Work instruction – Exactly as written, copy the lines of the data below from the first through the one containing "Potentials or basis: VASP".

[Data]
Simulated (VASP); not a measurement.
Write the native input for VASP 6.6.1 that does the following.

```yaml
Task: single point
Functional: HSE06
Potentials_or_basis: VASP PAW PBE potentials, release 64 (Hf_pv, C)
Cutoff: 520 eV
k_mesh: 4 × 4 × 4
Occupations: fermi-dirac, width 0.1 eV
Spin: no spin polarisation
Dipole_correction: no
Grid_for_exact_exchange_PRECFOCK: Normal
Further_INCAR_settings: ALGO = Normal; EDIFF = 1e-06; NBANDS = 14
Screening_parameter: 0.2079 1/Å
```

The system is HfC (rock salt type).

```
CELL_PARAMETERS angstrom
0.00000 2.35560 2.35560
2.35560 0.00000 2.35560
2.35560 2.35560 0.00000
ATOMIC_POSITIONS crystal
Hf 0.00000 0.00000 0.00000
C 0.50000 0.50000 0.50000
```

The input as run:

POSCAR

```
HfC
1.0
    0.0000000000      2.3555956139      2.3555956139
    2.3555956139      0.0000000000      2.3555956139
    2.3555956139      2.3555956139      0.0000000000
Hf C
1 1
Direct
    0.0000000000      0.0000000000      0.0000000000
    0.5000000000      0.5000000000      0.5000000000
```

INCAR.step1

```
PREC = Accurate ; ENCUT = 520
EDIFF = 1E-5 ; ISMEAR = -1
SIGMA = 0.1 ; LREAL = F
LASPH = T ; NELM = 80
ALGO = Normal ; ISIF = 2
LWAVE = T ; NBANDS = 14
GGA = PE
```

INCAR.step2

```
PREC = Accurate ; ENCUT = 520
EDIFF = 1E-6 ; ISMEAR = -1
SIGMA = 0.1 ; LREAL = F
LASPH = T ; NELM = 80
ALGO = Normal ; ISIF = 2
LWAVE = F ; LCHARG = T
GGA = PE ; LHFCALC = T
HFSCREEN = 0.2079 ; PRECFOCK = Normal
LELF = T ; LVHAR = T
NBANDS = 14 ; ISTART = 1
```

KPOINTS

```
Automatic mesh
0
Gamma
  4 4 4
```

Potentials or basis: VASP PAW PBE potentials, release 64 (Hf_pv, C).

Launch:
[/Data]

Task response –
Simulated (VASP); not a measurement.
Write the native input for VASP 6.6.1 that does the following.

```yaml
Task: single point
Functional: HSE06
Potentials_or_basis: VASP PAW PBE potentials, release 64 (Hf_pv, C)
Cutoff: 520 eV
k_mesh: 4 × 4 × 4
Occupations: fermi-dirac, width 0.1 eV
Spin: no spin polarisation
Dipole_correction: no
Grid_for_exact_exchange_PRECFOCK: Normal
Further_INCAR_settings: ALGO = Normal; EDIFF = 1e-06; NBANDS = 14
Screening_parameter: 0.2079 1/Å
```

The system is HfC (rock salt type).

```
CELL_PARAMETERS angstrom
0.00000 2.35560 2.35560
2.35560 0.00000 2.35560
2.35560 2.35560 0.00000
ATOMIC_POSITIONS crystal
Hf 0.00000 0.00000 0.00000
C 0.50000 0.50000 0.50000
```

The input as run:

POSCAR

```
HfC
1.0
    0.0000000000      2.3555956139      2.3555956139
    2.3555956139      0.0000000000      2.3555956139
    2.3555956139      2.3555956139      0.0000000000
Hf C
1 1
Direct
    0.0000000000      0.0000000000      0.0000000000
    0.5000000000      0.5000000000      0.5000000000
```

INCAR.step1

```
PREC = Accurate ; ENCUT = 520
EDIFF = 1E-5 ; ISMEAR = -1
SIGMA = 0.1 ; LREAL = F
LASPH = T ; NELM = 80
ALGO = Normal ; ISIF = 2
LWAVE = T ; NBANDS = 14
GGA = PE
```

INCAR.step2

```
PREC = Accurate ; ENCUT = 520
EDIFF = 1E-6 ; ISMEAR = -1
SIGMA = 0.1 ; LREAL = F
LASPH = T ; NELM = 80
ALGO = Normal ; ISIF = 2
LWAVE = F ; LCHARG = T
GGA = PE ; LHFCALC = T
HFSCREEN = 0.2079 ; PRECFOCK = Normal
LELF = T ; LVHAR = T
NBANDS = 14 ; ISTART = 1
```

KPOINTS

```
Automatic mesh
0
Gamma
  4 4 4
```

Potentials or basis: VASP PAW PBE potentials, release 64 (Hf_pv, C).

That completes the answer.